**Activity**. Exactly as shown, give the full listing again.

**Record excerpts**.
•••••

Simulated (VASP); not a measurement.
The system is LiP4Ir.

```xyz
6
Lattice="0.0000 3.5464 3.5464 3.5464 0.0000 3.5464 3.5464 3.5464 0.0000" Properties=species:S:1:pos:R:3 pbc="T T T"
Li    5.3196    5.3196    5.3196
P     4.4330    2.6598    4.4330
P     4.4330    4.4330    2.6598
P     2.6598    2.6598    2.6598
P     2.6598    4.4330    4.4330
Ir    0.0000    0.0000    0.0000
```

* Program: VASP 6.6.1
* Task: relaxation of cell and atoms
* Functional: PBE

•••••

**Task response**.
Simulated (VASP); not a measurement.
The system is LiP4Ir.

```xyz
6
Lattice="0.0000 3.5464 3.5464 3.5464 0.0000 3.5464 3.5464 3.5464 0.0000" Properties=species:S:1:pos:R:3 pbc="T T T"
Li    5.3196    5.3196    5.3196
P     4.4330    2.6598    4.4330
P     4.4330    4.4330    2.6598
P     2.6598    2.6598    2.6598
P     2.6598    4.4330    4.4330
Ir    0.0000    0.0000    0.0000
```

* Program: VASP 6.6.1
* Task: relaxation of cell and atoms
* Functional: PBE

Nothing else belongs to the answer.